· · · · ·

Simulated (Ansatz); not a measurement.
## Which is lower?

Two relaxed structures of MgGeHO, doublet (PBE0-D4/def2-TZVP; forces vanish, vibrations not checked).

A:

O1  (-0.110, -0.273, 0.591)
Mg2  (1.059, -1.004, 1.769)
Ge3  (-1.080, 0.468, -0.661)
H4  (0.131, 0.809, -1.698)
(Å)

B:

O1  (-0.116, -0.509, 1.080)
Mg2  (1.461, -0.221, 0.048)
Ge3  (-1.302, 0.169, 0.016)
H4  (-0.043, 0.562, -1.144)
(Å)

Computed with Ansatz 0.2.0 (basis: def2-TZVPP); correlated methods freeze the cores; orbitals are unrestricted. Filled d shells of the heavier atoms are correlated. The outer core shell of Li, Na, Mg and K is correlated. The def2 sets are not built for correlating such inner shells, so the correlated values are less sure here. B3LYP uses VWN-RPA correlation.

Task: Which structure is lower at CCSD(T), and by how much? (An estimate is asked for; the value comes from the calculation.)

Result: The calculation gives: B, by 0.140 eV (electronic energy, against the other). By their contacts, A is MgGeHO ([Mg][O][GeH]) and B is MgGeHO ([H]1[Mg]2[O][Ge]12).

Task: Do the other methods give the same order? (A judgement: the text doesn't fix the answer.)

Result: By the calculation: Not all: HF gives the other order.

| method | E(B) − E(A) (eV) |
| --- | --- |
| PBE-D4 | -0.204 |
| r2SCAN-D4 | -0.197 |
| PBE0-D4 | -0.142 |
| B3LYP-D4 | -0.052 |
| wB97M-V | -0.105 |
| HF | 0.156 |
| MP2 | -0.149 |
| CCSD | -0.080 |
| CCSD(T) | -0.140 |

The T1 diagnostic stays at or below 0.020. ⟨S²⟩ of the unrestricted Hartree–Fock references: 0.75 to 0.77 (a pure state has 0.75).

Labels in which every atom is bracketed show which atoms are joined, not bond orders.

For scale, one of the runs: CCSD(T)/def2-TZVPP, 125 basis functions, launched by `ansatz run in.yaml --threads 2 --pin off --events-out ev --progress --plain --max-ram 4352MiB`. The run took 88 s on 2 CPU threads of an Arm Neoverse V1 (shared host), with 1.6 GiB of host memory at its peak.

· · · · ·

## Activity
Give only the lines from the one holding "wB97M-V | -0.105 |" through the one holding "Labels in which", each restated exactly as it appears above.

## Task solution
| wB97M-V | -0.105 |
| HF | 0.156 |
| MP2 | -0.149 |
| CCSD | -0.080 |
| CCSD(T) | -0.140 |

The T1 diagnostic stays at or below 0.020. ⟨S²⟩ of the unrestricted Hartree–Fock references: 0.75 to 0.77 (a pure state has 0.75).

Labels in which every atom is bracketed show which atoms are joined, not bond orders.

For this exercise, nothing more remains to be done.